→ **Required action**
The records that follow are to be transcribed exactly.

-----

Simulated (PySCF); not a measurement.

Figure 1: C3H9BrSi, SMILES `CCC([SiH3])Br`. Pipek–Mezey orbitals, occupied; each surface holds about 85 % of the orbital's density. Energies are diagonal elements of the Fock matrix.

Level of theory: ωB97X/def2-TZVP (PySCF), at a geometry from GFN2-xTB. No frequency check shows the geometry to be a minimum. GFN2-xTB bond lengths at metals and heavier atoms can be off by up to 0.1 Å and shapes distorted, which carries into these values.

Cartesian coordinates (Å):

-----

→ **Exercise solution**
Simulated (PySCF); not a measurement.

Figure 1: C3H9BrSi, SMILES `CCC([SiH3])Br`. Pipek–Mezey orbitals, occupied; each surface holds about 85 % of the orbital's density. Energies are diagonal elements of the Fock matrix.

Level of theory: ωB97X/def2-TZVP (PySCF), at a geometry from GFN2-xTB. No frequency check shows the geometry to be a minimum. GFN2-xTB bond lengths at metals and heavier atoms can be off by up to 0.1 Å and shapes distorted, which carries into these values.

Cartesian coordinates (Å):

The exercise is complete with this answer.